**WORK ORDER:** What you return should match the data exactly, from the first line to the last.

**GIVEN ENTRIES:**
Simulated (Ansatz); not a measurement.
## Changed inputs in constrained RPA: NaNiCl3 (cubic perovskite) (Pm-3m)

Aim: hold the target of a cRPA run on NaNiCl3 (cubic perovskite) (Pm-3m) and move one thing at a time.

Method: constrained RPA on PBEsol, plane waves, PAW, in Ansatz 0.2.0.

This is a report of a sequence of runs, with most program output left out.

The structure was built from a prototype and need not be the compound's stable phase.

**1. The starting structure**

**SOLUTION:**
Simulated (Ansatz); not a measurement.
## Changed inputs in constrained RPA: NaNiCl3 (cubic perovskite) (Pm-3m)

Aim: hold the target of a cRPA run on NaNiCl3 (cubic perovskite) (Pm-3m) and move one thing at a time.

Method: constrained RPA on PBEsol, plane waves, PAW, in Ansatz 0.2.0.

This is a report of a sequence of runs, with most program output left out.

The structure was built from a prototype and need not be the compound's stable phase.

**1. The starting structure**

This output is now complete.